**TASK ITEM:**
Set down again exactly the lines of the listing below that fall between the line holding "Stress tensor (GPa, compression" and the line holding "The energy falls, though", inclusive.

____ SOURCE MATERIAL

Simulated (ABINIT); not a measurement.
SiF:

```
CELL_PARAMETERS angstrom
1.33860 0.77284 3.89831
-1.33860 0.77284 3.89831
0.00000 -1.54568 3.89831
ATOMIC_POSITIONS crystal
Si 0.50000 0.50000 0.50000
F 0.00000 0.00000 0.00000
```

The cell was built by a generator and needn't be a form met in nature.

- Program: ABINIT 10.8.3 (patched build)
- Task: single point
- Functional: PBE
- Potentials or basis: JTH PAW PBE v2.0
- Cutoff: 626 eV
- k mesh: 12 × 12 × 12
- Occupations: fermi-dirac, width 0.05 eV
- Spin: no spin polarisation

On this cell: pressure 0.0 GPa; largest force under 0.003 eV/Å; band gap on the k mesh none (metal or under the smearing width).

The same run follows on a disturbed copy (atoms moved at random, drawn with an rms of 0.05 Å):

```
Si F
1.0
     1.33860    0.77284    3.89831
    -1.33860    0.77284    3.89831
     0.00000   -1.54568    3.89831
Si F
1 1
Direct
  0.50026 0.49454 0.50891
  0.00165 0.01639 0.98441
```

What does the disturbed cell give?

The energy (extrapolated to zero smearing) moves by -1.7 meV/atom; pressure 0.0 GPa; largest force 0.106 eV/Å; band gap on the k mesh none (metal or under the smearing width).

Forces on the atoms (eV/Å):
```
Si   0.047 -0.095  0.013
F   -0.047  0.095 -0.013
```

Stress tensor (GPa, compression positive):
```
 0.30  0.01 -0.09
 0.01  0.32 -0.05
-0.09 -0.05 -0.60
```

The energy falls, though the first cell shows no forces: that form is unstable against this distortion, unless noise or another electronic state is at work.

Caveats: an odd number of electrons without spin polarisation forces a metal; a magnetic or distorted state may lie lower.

________

**YOUR SOLUTION:**
Stress tensor (GPa, compression positive):
```
 0.30  0.01 -0.09
 0.01  0.32 -0.05
-0.09 -0.05 -0.60
```

The energy falls, though the first cell shows no forces: that form is unstable against this distortion, unless noise or another electronic state is at work.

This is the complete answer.